→ Task item
Write the entries out exactly, with the final line being the one containing "Question: Tabulate density, Laplacian, ellipticity".

→ Entries provided
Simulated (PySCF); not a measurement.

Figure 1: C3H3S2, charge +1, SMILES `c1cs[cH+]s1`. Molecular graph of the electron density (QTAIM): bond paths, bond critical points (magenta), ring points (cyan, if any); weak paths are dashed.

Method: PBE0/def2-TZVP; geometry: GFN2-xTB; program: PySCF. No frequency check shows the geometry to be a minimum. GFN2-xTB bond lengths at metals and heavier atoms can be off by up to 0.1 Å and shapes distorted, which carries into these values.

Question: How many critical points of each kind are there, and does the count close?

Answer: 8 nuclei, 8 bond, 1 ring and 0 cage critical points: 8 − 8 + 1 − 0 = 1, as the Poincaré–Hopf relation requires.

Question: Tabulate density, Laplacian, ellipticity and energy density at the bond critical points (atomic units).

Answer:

→ Task output
Simulated (PySCF); not a measurement.

Figure 1: C3H3S2, charge +1, SMILES `c1cs[cH+]s1`. Molecular graph of the electron density (QTAIM): bond paths, bond critical points (magenta), ring points (cyan, if any); weak paths are dashed.

Method: PBE0/def2-TZVP; geometry: GFN2-xTB; program: PySCF. No frequency check shows the geometry to be a minimum. GFN2-xTB bond lengths at metals and heavier atoms can be off by up to 0.1 Å and shapes distorted, which carries into these values.

Question: How many critical points of each kind are there, and does the count close?

Answer: 8 nuclei, 8 bond, 1 ring and 0 cage critical points: 8 − 8 + 1 − 0 = 1, as the Poincaré–Hopf relation requires.

Question: Tabulate density, Laplacian, ellipticity and energy density at the bond critical points (atomic units).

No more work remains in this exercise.